### ACTIVITY
Please give again, word for word, the lines that lie between the start of the listing below and the line with "Result: E/Z² (Eh): -1.5483;", both included.

--

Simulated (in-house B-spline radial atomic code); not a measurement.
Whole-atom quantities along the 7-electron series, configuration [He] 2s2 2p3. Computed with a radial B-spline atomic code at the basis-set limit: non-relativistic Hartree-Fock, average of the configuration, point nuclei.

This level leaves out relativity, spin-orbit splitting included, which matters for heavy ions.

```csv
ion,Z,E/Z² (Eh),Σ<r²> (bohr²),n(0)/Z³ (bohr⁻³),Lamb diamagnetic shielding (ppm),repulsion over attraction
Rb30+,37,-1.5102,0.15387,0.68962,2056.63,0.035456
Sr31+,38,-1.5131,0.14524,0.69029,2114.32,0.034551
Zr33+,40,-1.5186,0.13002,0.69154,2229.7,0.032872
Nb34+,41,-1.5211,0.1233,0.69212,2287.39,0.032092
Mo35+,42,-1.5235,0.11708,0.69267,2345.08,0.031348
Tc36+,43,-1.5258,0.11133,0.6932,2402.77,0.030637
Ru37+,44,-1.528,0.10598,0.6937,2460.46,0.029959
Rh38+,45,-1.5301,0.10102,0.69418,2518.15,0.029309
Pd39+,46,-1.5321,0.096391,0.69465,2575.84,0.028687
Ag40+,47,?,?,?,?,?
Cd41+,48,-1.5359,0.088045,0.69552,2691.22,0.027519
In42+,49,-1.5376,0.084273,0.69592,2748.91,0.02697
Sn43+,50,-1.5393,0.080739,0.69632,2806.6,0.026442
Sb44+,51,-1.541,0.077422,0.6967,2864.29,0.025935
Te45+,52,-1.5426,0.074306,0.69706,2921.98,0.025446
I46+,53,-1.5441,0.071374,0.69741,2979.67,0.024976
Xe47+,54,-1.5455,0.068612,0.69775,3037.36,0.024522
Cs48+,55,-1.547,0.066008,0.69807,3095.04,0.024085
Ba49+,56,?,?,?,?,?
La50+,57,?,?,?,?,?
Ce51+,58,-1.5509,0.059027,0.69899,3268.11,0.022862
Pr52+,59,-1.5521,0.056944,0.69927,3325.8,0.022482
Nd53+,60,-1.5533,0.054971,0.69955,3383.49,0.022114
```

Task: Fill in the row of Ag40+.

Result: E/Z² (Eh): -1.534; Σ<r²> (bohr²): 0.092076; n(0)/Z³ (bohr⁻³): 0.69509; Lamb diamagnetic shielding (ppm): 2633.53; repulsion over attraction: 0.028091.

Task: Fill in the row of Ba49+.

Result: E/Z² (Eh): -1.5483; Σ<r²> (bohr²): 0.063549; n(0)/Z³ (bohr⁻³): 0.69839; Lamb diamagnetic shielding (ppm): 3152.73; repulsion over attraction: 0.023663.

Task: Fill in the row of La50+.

--

### WRITTEN SOLUTION
Simulated (in-house B-spline radial atomic code); not a measurement.
Whole-atom quantities along the 7-electron series, configuration [He] 2s2 2p3. Computed with a radial B-spline atomic code at the basis-set limit: non-relativistic Hartree-Fock, average of the configuration, point nuclei.

This level leaves out relativity, spin-orbit splitting included, which matters for heavy ions.

```csv
ion,Z,E/Z² (Eh),Σ<r²> (bohr²),n(0)/Z³ (bohr⁻³),Lamb diamagnetic shielding (ppm),repulsion over attraction
Rb30+,37,-1.5102,0.15387,0.68962,2056.63,0.035456
Sr31+,38,-1.5131,0.14524,0.69029,2114.32,0.034551
Zr33+,40,-1.5186,0.13002,0.69154,2229.7,0.032872
Nb34+,41,-1.5211,0.1233,0.69212,2287.39,0.032092
Mo35+,42,-1.5235,0.11708,0.69267,2345.08,0.031348
Tc36+,43,-1.5258,0.11133,0.6932,2402.77,0.030637
Ru37+,44,-1.528,0.10598,0.6937,2460.46,0.029959
Rh38+,45,-1.5301,0.10102,0.69418,2518.15,0.029309
Pd39+,46,-1.5321,0.096391,0.69465,2575.84,0.028687
Ag40+,47,?,?,?,?,?
Cd41+,48,-1.5359,0.088045,0.69552,2691.22,0.027519
In42+,49,-1.5376,0.084273,0.69592,2748.91,0.02697
Sn43+,50,-1.5393,0.080739,0.69632,2806.6,0.026442
Sb44+,51,-1.541,0.077422,0.6967,2864.29,0.025935
Te45+,52,-1.5426,0.074306,0.69706,2921.98,0.025446
I46+,53,-1.5441,0.071374,0.69741,2979.67,0.024976
Xe47+,54,-1.5455,0.068612,0.69775,3037.36,0.024522
Cs48+,55,-1.547,0.066008,0.69807,3095.04,0.024085
Ba49+,56,?,?,?,?,?
La50+,57,?,?,?,?,?
Ce51+,58,-1.5509,0.059027,0.69899,3268.11,0.022862
Pr52+,59,-1.5521,0.056944,0.69927,3325.8,0.022482
Nd53+,60,-1.5533,0.054971,0.69955,3383.49,0.022114
```

Task: Fill in the row of Ag40+.

Result: E/Z² (Eh): -1.534; Σ<r²> (bohr²): 0.092076; n(0)/Z³ (bohr⁻³): 0.69509; Lamb diamagnetic shielding (ppm): 2633.53; repulsion over attraction: 0.028091.

Task: Fill in the row of Ba49+.

Result: E/Z² (Eh): -1.5483; Σ<r²> (bohr²): 0.063549; n(0)/Z³ (bohr⁻³): 0.69839; Lamb diamagnetic shielding (ppm): 3152.73; repulsion over attraction: 0.023663.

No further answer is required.